[BRIEF]:
Both the line with "Space group Pm-3m" and the line with "The cell comes" in the records below must appear in the output, along with every line between them, exactly and with nothing added.

[THE DATA]:
- - -

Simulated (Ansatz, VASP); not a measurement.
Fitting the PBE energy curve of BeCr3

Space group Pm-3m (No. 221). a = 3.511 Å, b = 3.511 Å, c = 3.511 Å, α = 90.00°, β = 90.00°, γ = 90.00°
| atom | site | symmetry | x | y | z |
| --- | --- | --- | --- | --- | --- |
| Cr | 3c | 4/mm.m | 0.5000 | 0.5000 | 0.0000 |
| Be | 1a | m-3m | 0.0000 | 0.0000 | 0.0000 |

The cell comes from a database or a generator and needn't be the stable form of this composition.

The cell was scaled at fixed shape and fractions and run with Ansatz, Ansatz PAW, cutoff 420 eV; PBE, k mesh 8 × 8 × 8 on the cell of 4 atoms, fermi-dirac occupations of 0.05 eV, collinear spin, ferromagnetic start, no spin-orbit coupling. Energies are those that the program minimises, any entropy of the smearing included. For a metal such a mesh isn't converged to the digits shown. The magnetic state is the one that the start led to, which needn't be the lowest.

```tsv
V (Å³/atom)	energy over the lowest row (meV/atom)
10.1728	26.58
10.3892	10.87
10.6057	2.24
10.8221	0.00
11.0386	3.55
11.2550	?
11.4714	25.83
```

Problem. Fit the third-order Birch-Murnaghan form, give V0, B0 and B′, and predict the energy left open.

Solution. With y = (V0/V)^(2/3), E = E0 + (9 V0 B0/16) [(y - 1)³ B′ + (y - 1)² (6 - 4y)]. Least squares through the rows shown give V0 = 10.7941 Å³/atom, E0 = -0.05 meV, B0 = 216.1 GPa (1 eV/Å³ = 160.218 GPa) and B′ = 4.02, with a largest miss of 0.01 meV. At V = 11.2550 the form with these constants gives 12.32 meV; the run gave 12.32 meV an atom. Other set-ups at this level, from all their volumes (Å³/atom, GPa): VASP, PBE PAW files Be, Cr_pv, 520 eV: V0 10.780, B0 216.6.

- - -

[PROBLEM SOLUTION]:
Space group Pm-3m (No. 221). a = 3.511 Å, b = 3.511 Å, c = 3.511 Å, α = 90.00°, β = 90.00°, γ = 90.00°
| atom | site | symmetry | x | y | z |
| --- | --- | --- | --- | --- | --- |
| Cr | 3c | 4/mm.m | 0.5000 | 0.5000 | 0.0000 |
| Be | 1a | m-3m | 0.0000 | 0.0000 | 0.0000 |

The cell comes from a database or a generator and needn't be the stable form of this composition.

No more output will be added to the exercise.